**Supplied records**:
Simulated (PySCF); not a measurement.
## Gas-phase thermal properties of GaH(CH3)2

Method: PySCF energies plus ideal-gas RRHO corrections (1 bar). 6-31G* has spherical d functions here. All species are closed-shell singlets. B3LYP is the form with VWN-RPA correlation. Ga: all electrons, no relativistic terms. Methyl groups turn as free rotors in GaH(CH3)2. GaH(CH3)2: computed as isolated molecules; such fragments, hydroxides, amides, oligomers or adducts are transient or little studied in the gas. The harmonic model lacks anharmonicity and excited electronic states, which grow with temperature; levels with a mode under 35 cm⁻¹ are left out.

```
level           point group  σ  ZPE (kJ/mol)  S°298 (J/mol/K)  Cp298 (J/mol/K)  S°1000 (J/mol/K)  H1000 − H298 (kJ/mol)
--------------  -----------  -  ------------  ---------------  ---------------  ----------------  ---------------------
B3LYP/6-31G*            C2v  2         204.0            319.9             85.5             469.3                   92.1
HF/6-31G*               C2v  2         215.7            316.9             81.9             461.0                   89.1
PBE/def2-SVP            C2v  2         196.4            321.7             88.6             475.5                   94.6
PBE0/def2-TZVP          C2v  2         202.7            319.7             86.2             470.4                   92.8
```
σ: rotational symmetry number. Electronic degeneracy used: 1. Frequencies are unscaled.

**Work order**: The whole of the data must be given back word for word.

**Your solution**:
Simulated (PySCF); not a measurement.
## Gas-phase thermal properties of GaH(CH3)2

Method: PySCF energies plus ideal-gas RRHO corrections (1 bar). 6-31G* has spherical d functions here. All species are closed-shell singlets. B3LYP is the form with VWN-RPA correlation. Ga: all electrons, no relativistic terms. Methyl groups turn as free rotors in GaH(CH3)2. GaH(CH3)2: computed as isolated molecules; such fragments, hydroxides, amides, oligomers or adducts are transient or little studied in the gas. The harmonic model lacks anharmonicity and excited electronic states, which grow with temperature; levels with a mode under 35 cm⁻¹ are left out.

```
level           point group  σ  ZPE (kJ/mol)  S°298 (J/mol/K)  Cp298 (J/mol/K)  S°1000 (J/mol/K)  H1000 − H298 (kJ/mol)
--------------  -----------  -  ------------  ---------------  ---------------  ----------------  ---------------------
B3LYP/6-31G*            C2v  2         204.0            319.9             85.5             469.3                   92.1
HF/6-31G*               C2v  2         215.7            316.9             81.9             461.0                   89.1
PBE/def2-SVP            C2v  2         196.4            321.7             88.6             475.5                   94.6
PBE0/def2-TZVP          C2v  2         202.7            319.7             86.2             470.4                   92.8
```
σ: rotational symmetry number. Electronic degeneracy used: 1. Frequencies are unscaled.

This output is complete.